--- Data excerpts Enclosed Below ---
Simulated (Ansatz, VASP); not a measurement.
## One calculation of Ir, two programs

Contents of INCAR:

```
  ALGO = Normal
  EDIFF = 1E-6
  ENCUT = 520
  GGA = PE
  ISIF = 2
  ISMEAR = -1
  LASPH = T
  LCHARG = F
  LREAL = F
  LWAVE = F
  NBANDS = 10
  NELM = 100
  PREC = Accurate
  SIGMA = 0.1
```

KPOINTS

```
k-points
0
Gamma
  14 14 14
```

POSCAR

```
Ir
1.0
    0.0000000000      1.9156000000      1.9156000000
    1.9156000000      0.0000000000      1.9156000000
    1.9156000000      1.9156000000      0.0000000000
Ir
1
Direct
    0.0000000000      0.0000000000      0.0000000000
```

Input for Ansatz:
--- End of Enclosed Data excerpts ---

**Activity**
Transcription of the listing must be exact and complete.

**Solution**
Simulated (Ansatz, VASP); not a measurement.
## One calculation of Ir, two programs

Contents of INCAR:

```
  ALGO = Normal
  EDIFF = 1E-6
  ENCUT = 520
  GGA = PE
  ISIF = 2
  ISMEAR = -1
  LASPH = T
  LCHARG = F
  LREAL = F
  LWAVE = F
  NBANDS = 10
  NELM = 100
  PREC = Accurate
  SIGMA = 0.1
```

KPOINTS

```
k-points
0
Gamma
  14 14 14
```

POSCAR

```
Ir
1.0
    0.0000000000      1.9156000000      1.9156000000
    1.9156000000      0.0000000000      1.9156000000
    1.9156000000      1.9156000000      0.0000000000
Ir
1
Direct
    0.0000000000      0.0000000000      0.0000000000
```

Input for Ansatz:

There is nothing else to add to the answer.